• Work request
Reproduce exactly, and only, the lines running from the start of the entries below to the line containing "## (1) The starting structure".

• Extracted data
>>>>
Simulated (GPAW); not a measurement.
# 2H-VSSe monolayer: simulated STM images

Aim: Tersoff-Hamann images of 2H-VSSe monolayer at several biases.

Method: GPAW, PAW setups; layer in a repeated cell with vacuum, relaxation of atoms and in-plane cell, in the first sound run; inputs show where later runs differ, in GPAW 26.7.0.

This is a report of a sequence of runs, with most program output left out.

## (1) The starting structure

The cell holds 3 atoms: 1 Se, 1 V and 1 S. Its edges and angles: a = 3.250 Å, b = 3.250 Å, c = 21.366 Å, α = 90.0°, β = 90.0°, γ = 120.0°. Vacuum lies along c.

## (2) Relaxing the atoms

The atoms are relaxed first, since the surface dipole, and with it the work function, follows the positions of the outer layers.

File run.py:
<<<<

• Result
Simulated (GPAW); not a measurement.
# 2H-VSSe monolayer: simulated STM images

Aim: Tersoff-Hamann images of 2H-VSSe monolayer at several biases.

Method: GPAW, PAW setups; layer in a repeated cell with vacuum, relaxation of atoms and in-plane cell, in the first sound run; inputs show where later runs differ, in GPAW 26.7.0.

This is a report of a sequence of runs, with most program output left out.

## (1) The starting structure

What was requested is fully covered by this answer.